─── Extracted data ───

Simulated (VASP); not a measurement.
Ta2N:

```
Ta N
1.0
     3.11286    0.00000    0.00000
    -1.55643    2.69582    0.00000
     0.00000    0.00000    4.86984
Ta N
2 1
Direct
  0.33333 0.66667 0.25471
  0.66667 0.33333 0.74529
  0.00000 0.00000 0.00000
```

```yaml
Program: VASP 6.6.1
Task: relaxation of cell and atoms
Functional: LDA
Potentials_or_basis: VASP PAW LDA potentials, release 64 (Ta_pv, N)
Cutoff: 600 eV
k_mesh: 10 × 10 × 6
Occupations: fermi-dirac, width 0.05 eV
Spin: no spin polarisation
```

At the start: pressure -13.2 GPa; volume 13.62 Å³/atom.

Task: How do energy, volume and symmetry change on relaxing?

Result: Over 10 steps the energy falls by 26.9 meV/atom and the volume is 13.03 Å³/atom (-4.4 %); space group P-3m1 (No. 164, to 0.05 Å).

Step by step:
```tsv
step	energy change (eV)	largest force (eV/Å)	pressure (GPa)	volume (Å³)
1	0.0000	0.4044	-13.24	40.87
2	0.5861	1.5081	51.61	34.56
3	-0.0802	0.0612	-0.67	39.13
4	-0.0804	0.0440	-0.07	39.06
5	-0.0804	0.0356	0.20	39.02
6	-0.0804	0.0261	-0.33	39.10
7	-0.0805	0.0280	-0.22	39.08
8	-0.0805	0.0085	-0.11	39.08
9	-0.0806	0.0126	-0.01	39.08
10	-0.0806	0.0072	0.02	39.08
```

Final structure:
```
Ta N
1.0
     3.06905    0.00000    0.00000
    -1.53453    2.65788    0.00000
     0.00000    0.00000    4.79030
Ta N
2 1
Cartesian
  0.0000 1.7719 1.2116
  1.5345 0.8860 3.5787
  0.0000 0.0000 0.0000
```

───

Task item.
Write out the listing exactly from its first line to the line containing "Task: How do". Both of those lines belong in the answer.

Written reply.
Simulated (VASP); not a measurement.
Ta2N:

```
Ta N
1.0
     3.11286    0.00000    0.00000
    -1.55643    2.69582    0.00000
     0.00000    0.00000    4.86984
Ta N
2 1
Direct
  0.33333 0.66667 0.25471
  0.66667 0.33333 0.74529
  0.00000 0.00000 0.00000
```

```yaml
Program: VASP 6.6.1
Task: relaxation of cell and atoms
Functional: LDA
Potentials_or_basis: VASP PAW LDA potentials, release 64 (Ta_pv, N)
Cutoff: 600 eV
k_mesh: 10 × 10 × 6
Occupations: fermi-dirac, width 0.05 eV
Spin: no spin polarisation
```

At the start: pressure -13.2 GPa; volume 13.62 Å³/atom.

Task: How do energy, volume and symmetry change on relaxing?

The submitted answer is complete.